Task item »
Within the entries below, find the portion that opens with the line containing "The arrow beside" and closes with the line containing "the dipole moment?". Retype that portion exactly and only.

****************************************

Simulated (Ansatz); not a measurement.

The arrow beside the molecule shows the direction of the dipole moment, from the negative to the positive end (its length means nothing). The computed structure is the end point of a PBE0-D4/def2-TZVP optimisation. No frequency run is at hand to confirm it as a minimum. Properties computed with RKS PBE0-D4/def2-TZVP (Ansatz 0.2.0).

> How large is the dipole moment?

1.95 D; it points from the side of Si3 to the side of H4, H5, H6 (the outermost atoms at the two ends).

****************************************

Expected answer »
The arrow beside the molecule shows the direction of the dipole moment, from the negative to the positive end (its length means nothing). The computed structure is the end point of a PBE0-D4/def2-TZVP optimisation. No frequency run is at hand to confirm it as a minimum. Properties computed with RKS PBE0-D4/def2-TZVP (Ansatz 0.2.0).

> How large is the dipole moment?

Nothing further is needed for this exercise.